Brief =>
Please retype the listing below without a single change.

Record extracts =>
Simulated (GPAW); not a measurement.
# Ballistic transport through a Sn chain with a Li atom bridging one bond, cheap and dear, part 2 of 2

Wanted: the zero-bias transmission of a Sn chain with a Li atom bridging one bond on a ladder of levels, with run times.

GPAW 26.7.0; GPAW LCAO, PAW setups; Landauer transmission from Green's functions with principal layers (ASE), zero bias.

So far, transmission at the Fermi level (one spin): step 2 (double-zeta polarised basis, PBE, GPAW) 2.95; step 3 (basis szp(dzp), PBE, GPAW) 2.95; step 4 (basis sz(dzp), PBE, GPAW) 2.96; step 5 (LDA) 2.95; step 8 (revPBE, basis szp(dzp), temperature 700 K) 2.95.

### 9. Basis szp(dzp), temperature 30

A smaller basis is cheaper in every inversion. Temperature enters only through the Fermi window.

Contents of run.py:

Task answer =>
Simulated (GPAW); not a measurement.
# Ballistic transport through a Sn chain with a Li atom bridging one bond, cheap and dear, part 2 of 2

Wanted: the zero-bias transmission of a Sn chain with a Li atom bridging one bond on a ladder of levels, with run times.

GPAW 26.7.0; GPAW LCAO, PAW setups; Landauer transmission from Green's functions with principal layers (ASE), zero bias.

So far, transmission at the Fermi level (one spin): step 2 (double-zeta polarised basis, PBE, GPAW) 2.95; step 3 (basis szp(dzp), PBE, GPAW) 2.95; step 4 (basis sz(dzp), PBE, GPAW) 2.96; step 5 (LDA) 2.95; step 8 (revPBE, basis szp(dzp), temperature 700 K) 2.95.

### 9. Basis szp(dzp), temperature 30

A smaller basis is cheaper in every inversion. Temperature enters only through the Fermi window.

Contents of run.py:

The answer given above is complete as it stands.